• _Assignment_
Down to the final line, write out the data below exactly.

• _The data_
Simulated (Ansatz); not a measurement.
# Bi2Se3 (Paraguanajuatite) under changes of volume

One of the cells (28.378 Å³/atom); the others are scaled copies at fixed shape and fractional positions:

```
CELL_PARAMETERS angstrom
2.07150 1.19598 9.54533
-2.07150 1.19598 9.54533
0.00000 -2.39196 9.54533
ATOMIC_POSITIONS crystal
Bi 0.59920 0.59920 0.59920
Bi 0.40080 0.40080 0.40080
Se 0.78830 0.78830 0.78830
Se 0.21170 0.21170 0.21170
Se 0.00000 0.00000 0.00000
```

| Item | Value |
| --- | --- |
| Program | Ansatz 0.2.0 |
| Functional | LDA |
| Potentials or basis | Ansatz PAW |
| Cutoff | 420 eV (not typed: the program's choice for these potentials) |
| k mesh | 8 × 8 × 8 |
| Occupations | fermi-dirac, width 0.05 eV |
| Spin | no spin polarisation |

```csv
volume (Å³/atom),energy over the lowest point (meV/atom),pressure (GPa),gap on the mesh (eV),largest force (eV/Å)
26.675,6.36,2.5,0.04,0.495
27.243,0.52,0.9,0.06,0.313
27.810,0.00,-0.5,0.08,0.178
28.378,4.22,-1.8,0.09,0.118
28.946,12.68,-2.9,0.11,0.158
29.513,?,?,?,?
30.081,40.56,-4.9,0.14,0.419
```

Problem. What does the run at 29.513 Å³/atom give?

• _Written solution_
Simulated (Ansatz); not a measurement.
# Bi2Se3 (Paraguanajuatite) under changes of volume

One of the cells (28.378 Å³/atom); the others are scaled copies at fixed shape and fractional positions:

```
CELL_PARAMETERS angstrom
2.07150 1.19598 9.54533
-2.07150 1.19598 9.54533
0.00000 -2.39196 9.54533
ATOMIC_POSITIONS crystal
Bi 0.59920 0.59920 0.59920
Bi 0.40080 0.40080 0.40080
Se 0.78830 0.78830 0.78830
Se 0.21170 0.21170 0.21170
Se 0.00000 0.00000 0.00000
```

| Item | Value |
| --- | --- |
| Program | Ansatz 0.2.0 |
| Functional | LDA |
| Potentials or basis | Ansatz PAW |
| Cutoff | 420 eV (not typed: the program's choice for these potentials) |
| k mesh | 8 × 8 × 8 |
| Occupations | fermi-dirac, width 0.05 eV |
| Spin | no spin polarisation |

```csv
volume (Å³/atom),energy over the lowest point (meV/atom),pressure (GPa),gap on the mesh (eV),largest force (eV/Å)
26.675,6.36,2.5,0.04,0.495
27.243,0.52,0.9,0.06,0.313
27.810,0.00,-0.5,0.08,0.178
28.378,4.22,-1.8,0.09,0.118
28.946,12.68,-2.9,0.11,0.158
29.513,?,?,?,?
30.081,40.56,-4.9,0.14,0.419
```

Problem. What does the run at 29.513 Å³/atom give?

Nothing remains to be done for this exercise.